[Work order]: Each line below should be restated exactly, with nothing dropped.

[Listed records]:
_____

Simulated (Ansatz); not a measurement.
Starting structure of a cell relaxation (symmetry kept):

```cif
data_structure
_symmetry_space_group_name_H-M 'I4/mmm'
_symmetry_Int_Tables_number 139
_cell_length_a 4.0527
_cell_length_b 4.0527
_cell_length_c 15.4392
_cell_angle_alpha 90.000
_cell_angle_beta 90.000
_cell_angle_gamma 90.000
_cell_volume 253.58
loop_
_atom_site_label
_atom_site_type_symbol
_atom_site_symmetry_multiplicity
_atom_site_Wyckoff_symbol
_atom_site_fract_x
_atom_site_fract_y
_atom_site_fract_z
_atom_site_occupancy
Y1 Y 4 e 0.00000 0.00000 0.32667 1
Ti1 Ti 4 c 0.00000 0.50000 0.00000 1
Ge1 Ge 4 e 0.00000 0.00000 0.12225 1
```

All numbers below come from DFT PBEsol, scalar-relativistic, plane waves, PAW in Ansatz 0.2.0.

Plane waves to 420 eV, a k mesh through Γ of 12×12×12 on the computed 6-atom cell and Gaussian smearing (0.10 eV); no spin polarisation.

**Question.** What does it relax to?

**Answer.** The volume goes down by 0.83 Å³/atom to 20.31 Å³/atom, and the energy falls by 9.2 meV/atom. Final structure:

_____

[Answer space]:
Simulated (Ansatz); not a measurement.
Starting structure of a cell relaxation (symmetry kept):

```cif
data_structure
_symmetry_space_group_name_H-M 'I4/mmm'
_symmetry_Int_Tables_number 139
_cell_length_a 4.0527
_cell_length_b 4.0527
_cell_length_c 15.4392
_cell_angle_alpha 90.000
_cell_angle_beta 90.000
_cell_angle_gamma 90.000
_cell_volume 253.58
loop_
_atom_site_label
_atom_site_type_symbol
_atom_site_symmetry_multiplicity
_atom_site_Wyckoff_symbol
_atom_site_fract_x
_atom_site_fract_y
_atom_site_fract_z
_atom_site_occupancy
Y1 Y 4 e 0.00000 0.00000 0.32667 1
Ti1 Ti 4 c 0.00000 0.50000 0.00000 1
Ge1 Ge 4 e 0.00000 0.00000 0.12225 1
```

All numbers below come from DFT PBEsol, scalar-relativistic, plane waves, PAW in Ansatz 0.2.0.

Plane waves to 420 eV, a k mesh through Γ of 12×12×12 on the computed 6-atom cell and Gaussian smearing (0.10 eV); no spin polarisation.

**Question.** What does it relax to?

**Answer.** The volume goes down by 0.83 Å³/atom to 20.31 Å³/atom, and the energy falls by 9.2 meV/atom. Final structure:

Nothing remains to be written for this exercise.